→ PROVIDED RECORDS
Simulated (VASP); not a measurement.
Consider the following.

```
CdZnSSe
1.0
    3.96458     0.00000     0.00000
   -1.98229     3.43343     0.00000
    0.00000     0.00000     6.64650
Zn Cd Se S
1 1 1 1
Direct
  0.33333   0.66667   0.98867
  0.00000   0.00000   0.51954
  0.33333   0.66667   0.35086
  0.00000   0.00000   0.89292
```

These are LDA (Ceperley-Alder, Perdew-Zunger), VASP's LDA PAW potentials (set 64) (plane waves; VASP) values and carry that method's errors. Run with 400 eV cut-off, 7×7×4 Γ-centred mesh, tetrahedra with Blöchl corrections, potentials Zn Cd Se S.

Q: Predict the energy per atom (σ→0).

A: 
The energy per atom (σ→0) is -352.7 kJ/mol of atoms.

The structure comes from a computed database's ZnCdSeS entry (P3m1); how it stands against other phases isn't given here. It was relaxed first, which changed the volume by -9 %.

→ WORK ORDER
Reproduce the complete data exactly as presented above.

→ ANSWER SPACE
Simulated (VASP); not a measurement.
Consider the following.

```
CdZnSSe
1.0
    3.96458     0.00000     0.00000
   -1.98229     3.43343     0.00000
    0.00000     0.00000     6.64650
Zn Cd Se S
1 1 1 1
Direct
  0.33333   0.66667   0.98867
  0.00000   0.00000   0.51954
  0.33333   0.66667   0.35086
  0.00000   0.00000   0.89292
```

These are LDA (Ceperley-Alder, Perdew-Zunger), VASP's LDA PAW potentials (set 64) (plane waves; VASP) values and carry that method's errors. Run with 400 eV cut-off, 7×7×4 Γ-centred mesh, tetrahedra with Blöchl corrections, potentials Zn Cd Se S.

Q: Predict the energy per atom (σ→0).

A: 
The energy per atom (σ→0) is -352.7 kJ/mol of atoms.

The structure comes from a computed database's ZnCdSeS entry (P3m1); how it stands against other phases isn't given here. It was relaxed first, which changed the volume by -9 %.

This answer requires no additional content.